## Required action
Restate the data that follows exactly as it stands, beginning with the first line and ending with the line that contains "Task: How does Ansatz answer? (Estimate.)".

Start of Block

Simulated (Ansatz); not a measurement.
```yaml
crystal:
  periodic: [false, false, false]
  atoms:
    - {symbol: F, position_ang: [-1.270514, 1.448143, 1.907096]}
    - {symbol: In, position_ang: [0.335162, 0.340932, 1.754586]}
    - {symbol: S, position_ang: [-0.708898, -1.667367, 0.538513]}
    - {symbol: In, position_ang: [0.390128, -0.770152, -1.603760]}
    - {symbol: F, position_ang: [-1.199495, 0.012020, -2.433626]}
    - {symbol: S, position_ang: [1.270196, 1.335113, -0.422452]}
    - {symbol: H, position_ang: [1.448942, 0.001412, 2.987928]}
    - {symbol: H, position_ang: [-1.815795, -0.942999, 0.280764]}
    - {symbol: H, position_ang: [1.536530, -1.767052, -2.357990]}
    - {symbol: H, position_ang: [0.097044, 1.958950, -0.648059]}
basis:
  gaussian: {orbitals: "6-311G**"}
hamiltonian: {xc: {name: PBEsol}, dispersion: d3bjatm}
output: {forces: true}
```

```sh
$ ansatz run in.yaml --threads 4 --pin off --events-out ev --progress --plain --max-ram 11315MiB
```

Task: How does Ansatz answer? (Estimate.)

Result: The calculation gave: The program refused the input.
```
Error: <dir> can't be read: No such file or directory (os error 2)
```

End of Block

## Your response
Simulated (Ansatz); not a measurement.
```yaml
crystal:
  periodic: [false, false, false]
  atoms:
    - {symbol: F, position_ang: [-1.270514, 1.448143, 1.907096]}
    - {symbol: In, position_ang: [0.335162, 0.340932, 1.754586]}
    - {symbol: S, position_ang: [-0.708898, -1.667367, 0.538513]}
    - {symbol: In, position_ang: [0.390128, -0.770152, -1.603760]}
    - {symbol: F, position_ang: [-1.199495, 0.012020, -2.433626]}
    - {symbol: S, position_ang: [1.270196, 1.335113, -0.422452]}
    - {symbol: H, position_ang: [1.448942, 0.001412, 2.987928]}
    - {symbol: H, position_ang: [-1.815795, -0.942999, 0.280764]}
    - {symbol: H, position_ang: [1.536530, -1.767052, -2.357990]}
    - {symbol: H, position_ang: [0.097044, 1.958950, -0.648059]}
basis:
  gaussian: {orbitals: "6-311G**"}
hamiltonian: {xc: {name: PBEsol}, dispersion: d3bjatm}
output: {forces: true}
```

```sh
$ ansatz run in.yaml --threads 4 --pin off --events-out ev --progress --plain --max-ram 11315MiB
```

Task: How does Ansatz answer? (Estimate.)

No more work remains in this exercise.